(INPUT DATA):
────

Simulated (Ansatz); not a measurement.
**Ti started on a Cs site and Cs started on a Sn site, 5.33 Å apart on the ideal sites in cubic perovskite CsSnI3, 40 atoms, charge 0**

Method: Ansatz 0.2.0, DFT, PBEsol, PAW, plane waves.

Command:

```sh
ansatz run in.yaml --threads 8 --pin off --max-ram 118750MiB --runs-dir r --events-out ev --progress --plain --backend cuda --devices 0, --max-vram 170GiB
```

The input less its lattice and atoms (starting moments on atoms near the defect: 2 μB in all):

────

(WORK TASK): Write out the material again, exactly as shown above.

(WRITTEN RESPONSE):
Simulated (Ansatz); not a measurement.
**Ti started on a Cs site and Cs started on a Sn site, 5.33 Å apart on the ideal sites in cubic perovskite CsSnI3, 40 atoms, charge 0**

Method: Ansatz 0.2.0, DFT, PBEsol, PAW, plane waves.

Command:

```sh
ansatz run in.yaml --threads 8 --pin off --max-ram 118750MiB --runs-dir r --events-out ev --progress --plain --backend cuda --devices 0, --max-vram 170GiB
```

The input less its lattice and atoms (starting moments on atoms near the defect: 2 μB in all):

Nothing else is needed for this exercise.